**Brief**
Repeat every entry exactly as given.

[Opening Entries shown section]
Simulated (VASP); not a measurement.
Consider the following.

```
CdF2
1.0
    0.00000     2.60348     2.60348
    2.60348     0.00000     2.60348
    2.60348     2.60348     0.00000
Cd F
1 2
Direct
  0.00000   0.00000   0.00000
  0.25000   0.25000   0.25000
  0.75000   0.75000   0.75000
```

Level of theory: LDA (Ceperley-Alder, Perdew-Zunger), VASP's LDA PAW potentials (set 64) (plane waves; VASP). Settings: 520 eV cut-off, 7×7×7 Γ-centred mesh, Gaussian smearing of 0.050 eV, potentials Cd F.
[Closing Entries shown section]

**Task response**
Simulated (VASP); not a measurement.
Consider the following.

```
CdF2
1.0
    0.00000     2.60348     2.60348
    2.60348     0.00000     2.60348
    2.60348     2.60348     0.00000
Cd F
1 2
Direct
  0.00000   0.00000   0.00000
  0.25000   0.25000   0.25000
  0.75000   0.75000   0.75000
```

Level of theory: LDA (Ceperley-Alder, Perdew-Zunger), VASP's LDA PAW potentials (set 64) (plane waves; VASP). Settings: 520 eV cut-off, 7×7×7 Γ-centred mesh, Gaussian smearing of 0.050 eV, potentials Cd F.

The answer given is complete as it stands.